Every entry should be given again exactly, with nothing dropped.

Start of Dataset entries

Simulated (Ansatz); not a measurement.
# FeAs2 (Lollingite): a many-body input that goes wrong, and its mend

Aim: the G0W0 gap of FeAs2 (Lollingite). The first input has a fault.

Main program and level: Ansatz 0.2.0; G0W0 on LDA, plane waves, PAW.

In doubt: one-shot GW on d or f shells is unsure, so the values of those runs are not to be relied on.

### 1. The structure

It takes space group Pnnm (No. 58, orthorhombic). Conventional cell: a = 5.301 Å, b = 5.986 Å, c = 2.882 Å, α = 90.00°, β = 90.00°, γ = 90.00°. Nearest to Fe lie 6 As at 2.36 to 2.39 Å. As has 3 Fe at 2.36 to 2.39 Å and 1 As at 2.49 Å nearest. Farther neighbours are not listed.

End of Dataset entries

### Result
Simulated (Ansatz); not a measurement.
# FeAs2 (Lollingite): a many-body input that goes wrong, and its mend

Aim: the G0W0 gap of FeAs2 (Lollingite). The first input has a fault.

Main program and level: Ansatz 0.2.0; G0W0 on LDA, plane waves, PAW.

In doubt: one-shot GW on d or f shells is unsure, so the values of those runs are not to be relied on.

### 1. The structure

It takes space group Pnnm (No. 58, orthorhombic). Conventional cell: a = 5.301 Å, b = 5.986 Å, c = 2.882 Å, α = 90.00°, β = 90.00°, γ = 90.00°. Nearest to Fe lie 6 As at 2.36 to 2.39 Å. As has 3 Fe at 2.36 to 2.39 Å and 1 As at 2.49 Å nearest. Farther neighbours are not listed.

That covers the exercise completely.